ACTIVITY: All of the entries below are to be retyped exactly.

DATA EXTRACT:
______
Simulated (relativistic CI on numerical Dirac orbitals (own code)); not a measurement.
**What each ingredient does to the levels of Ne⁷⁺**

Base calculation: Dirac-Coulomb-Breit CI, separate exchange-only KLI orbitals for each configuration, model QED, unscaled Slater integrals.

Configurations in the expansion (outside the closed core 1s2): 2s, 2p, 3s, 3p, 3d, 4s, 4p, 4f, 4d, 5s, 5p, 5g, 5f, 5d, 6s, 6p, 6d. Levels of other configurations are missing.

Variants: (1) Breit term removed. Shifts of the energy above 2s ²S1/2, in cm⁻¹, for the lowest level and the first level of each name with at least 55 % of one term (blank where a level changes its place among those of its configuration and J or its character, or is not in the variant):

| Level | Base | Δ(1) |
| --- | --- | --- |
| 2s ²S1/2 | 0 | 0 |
______

TASK SOLUTION:
Simulated (relativistic CI on numerical Dirac orbitals (own code)); not a measurement.
**What each ingredient does to the levels of Ne⁷⁺**

Base calculation: Dirac-Coulomb-Breit CI, separate exchange-only KLI orbitals for each configuration, model QED, unscaled Slater integrals.

Configurations in the expansion (outside the closed core 1s2): 2s, 2p, 3s, 3p, 3d, 4s, 4p, 4f, 4d, 5s, 5p, 5g, 5f, 5d, 6s, 6p, 6d. Levels of other configurations are missing.

Variants: (1) Breit term removed. Shifts of the energy above 2s ²S1/2, in cm⁻¹, for the lowest level and the first level of each name with at least 55 % of one term (blank where a level changes its place among those of its configuration and J or its character, or is not in the variant):

| Level | Base | Δ(1) |
| --- | --- | --- |
| 2s ²S1/2 | 0 | 0 |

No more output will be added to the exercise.